(Work instruction)
For the data below, restate word for word only the lines from the line containing "Calculated at this" through the line containing "Configuration list (outside", both ends included.

(Stored data)
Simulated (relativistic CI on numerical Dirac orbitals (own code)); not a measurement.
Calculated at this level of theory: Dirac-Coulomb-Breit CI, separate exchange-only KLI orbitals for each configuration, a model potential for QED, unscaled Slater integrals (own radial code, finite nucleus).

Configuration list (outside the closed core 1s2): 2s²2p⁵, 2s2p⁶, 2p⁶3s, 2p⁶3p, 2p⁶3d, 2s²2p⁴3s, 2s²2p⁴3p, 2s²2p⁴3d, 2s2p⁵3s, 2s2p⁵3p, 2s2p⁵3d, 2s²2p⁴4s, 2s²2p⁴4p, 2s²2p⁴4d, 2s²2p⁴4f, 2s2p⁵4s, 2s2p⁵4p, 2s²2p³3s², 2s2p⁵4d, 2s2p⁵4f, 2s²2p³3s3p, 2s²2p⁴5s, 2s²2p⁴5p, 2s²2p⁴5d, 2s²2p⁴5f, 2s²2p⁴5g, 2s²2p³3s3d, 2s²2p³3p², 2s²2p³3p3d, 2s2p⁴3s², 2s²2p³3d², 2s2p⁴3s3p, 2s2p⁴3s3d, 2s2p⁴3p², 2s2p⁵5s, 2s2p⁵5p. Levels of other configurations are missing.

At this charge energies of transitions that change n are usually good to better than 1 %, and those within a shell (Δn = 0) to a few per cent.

(Exercise solution)
Calculated at this level of theory: Dirac-Coulomb-Breit CI, separate exchange-only KLI orbitals for each configuration, a model potential for QED, unscaled Slater integrals (own radial code, finite nucleus).

Configuration list (outside the closed core 1s2): 2s²2p⁵, 2s2p⁶, 2p⁶3s, 2p⁶3p, 2p⁶3d, 2s²2p⁴3s, 2s²2p⁴3p, 2s²2p⁴3d, 2s2p⁵3s, 2s2p⁵3p, 2s2p⁵3d, 2s²2p⁴4s, 2s²2p⁴4p, 2s²2p⁴4d, 2s²2p⁴4f, 2s2p⁵4s, 2s2p⁵4p, 2s²2p³3s², 2s2p⁵4d, 2s2p⁵4f, 2s²2p³3s3p, 2s²2p⁴5s, 2s²2p⁴5p, 2s²2p⁴5d, 2s²2p⁴5f, 2s²2p⁴5g, 2s²2p³3s3d, 2s²2p³3p², 2s²2p³3p3d, 2s2p⁴3s², 2s²2p³3d², 2s2p⁴3s3p, 2s2p⁴3s3d, 2s2p⁴3p², 2s2p⁵5s, 2s2p⁵5p. Levels of other configurations are missing.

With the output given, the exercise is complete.